[Raw data]:
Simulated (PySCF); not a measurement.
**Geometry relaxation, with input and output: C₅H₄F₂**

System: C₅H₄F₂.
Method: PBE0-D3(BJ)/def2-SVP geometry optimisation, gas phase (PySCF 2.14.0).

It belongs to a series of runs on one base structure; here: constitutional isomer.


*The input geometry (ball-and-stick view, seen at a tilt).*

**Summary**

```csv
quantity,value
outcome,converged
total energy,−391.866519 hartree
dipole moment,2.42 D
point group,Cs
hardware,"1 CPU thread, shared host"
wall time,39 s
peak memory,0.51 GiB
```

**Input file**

[Exercise]: Your answer should be the records themselves, returned word for word.

[Problem solution]:
Simulated (PySCF); not a measurement.
**Geometry relaxation, with input and output: C₅H₄F₂**

System: C₅H₄F₂.
Method: PBE0-D3(BJ)/def2-SVP geometry optimisation, gas phase (PySCF 2.14.0).

It belongs to a series of runs on one base structure; here: constitutional isomer.


*The input geometry (ball-and-stick view, seen at a tilt).*

**Summary**

```csv
quantity,value
outcome,converged
total energy,−391.866519 hartree
dipole moment,2.42 D
point group,Cs
hardware,"1 CPU thread, shared host"
wall time,39 s
peak memory,0.51 GiB
```

**Input file**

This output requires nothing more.